Work request
Each record below should appear again exactly as written.

Dataset content
========================================================================

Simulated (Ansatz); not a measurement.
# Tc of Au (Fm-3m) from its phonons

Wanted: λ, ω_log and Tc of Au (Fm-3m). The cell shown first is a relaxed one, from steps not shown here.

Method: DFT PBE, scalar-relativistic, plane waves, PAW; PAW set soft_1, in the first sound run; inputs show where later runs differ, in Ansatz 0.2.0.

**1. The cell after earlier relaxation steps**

========================================================================

Answer area
Simulated (Ansatz); not a measurement.
# Tc of Au (Fm-3m) from its phonons

Wanted: λ, ω_log and Tc of Au (Fm-3m). The cell shown first is a relaxed one, from steps not shown here.

Method: DFT PBE, scalar-relativistic, plane waves, PAW; PAW set soft_1, in the first sound run; inputs show where later runs differ, in Ansatz 0.2.0.

**1. The cell after earlier relaxation steps**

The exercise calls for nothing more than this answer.